-- Data under study --
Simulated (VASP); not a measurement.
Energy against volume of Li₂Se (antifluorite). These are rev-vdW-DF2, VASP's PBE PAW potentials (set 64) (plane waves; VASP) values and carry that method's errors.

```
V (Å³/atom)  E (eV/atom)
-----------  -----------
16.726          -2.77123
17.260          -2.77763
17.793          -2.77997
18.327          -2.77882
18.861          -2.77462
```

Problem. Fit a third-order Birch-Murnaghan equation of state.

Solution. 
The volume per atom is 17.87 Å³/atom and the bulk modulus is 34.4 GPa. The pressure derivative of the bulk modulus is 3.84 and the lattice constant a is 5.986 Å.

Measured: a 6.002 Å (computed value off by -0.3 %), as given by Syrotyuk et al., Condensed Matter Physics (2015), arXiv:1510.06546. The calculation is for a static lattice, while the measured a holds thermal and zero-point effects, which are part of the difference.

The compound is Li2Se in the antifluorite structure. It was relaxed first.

-- Assignment --
Above are some lines. Repeat exactly, and only, those from the line that has "Energy against volume" through the line that has "The volume per".

-- Task result --
Energy against volume of Li₂Se (antifluorite). These are rev-vdW-DF2, VASP's PBE PAW potentials (set 64) (plane waves; VASP) values and carry that method's errors.

```
V (Å³/atom)  E (eV/atom)
-----------  -----------
16.726          -2.77123
17.260          -2.77763
17.793          -2.77997
18.327          -2.77882
18.861          -2.77462
```

Problem. Fit a third-order Birch-Murnaghan equation of state.

Solution. 
The volume per atom is 17.87 Å³/atom and the bulk modulus is 34.4 GPa. The pressure derivative of the bulk modulus is 3.84 and the lattice constant a is 5.986 Å.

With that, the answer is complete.